DATA TO EXAMINE »
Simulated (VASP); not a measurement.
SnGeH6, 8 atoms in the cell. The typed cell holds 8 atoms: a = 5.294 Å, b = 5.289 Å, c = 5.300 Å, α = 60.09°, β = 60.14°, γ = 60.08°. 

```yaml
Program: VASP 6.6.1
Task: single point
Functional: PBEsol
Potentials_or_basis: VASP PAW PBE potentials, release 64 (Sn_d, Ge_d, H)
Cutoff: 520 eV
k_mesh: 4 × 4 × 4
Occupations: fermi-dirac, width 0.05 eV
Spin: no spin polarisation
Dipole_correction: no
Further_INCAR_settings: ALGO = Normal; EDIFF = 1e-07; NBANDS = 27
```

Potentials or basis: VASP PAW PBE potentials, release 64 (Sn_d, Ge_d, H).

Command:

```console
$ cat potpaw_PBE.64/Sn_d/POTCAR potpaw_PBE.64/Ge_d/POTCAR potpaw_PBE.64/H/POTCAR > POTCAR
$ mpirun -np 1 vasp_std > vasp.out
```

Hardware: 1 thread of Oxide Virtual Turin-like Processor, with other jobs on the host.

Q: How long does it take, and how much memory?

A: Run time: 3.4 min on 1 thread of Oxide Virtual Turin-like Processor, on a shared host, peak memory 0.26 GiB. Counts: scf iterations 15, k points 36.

WORK TASK »
Extract, please, the lines from the start of the entries above through the one with "Q: How long", both included, reproducing each exactly and adding nothing.

TASK ANSWER »
Simulated (VASP); not a measurement.
SnGeH6, 8 atoms in the cell. The typed cell holds 8 atoms: a = 5.294 Å, b = 5.289 Å, c = 5.300 Å, α = 60.09°, β = 60.14°, γ = 60.08°. 

```yaml
Program: VASP 6.6.1
Task: single point
Functional: PBEsol
Potentials_or_basis: VASP PAW PBE potentials, release 64 (Sn_d, Ge_d, H)
Cutoff: 520 eV
k_mesh: 4 × 4 × 4
Occupations: fermi-dirac, width 0.05 eV
Spin: no spin polarisation
Dipole_correction: no
Further_INCAR_settings: ALGO = Normal; EDIFF = 1e-07; NBANDS = 27
```

Potentials or basis: VASP PAW PBE potentials, release 64 (Sn_d, Ge_d, H).

Command:

```console
$ cat potpaw_PBE.64/Sn_d/POTCAR potpaw_PBE.64/Ge_d/POTCAR potpaw_PBE.64/H/POTCAR > POTCAR
$ mpirun -np 1 vasp_std > vasp.out
```

Hardware: 1 thread of Oxide Virtual Turin-like Processor, with other jobs on the host.

Q: How long does it take, and how much memory?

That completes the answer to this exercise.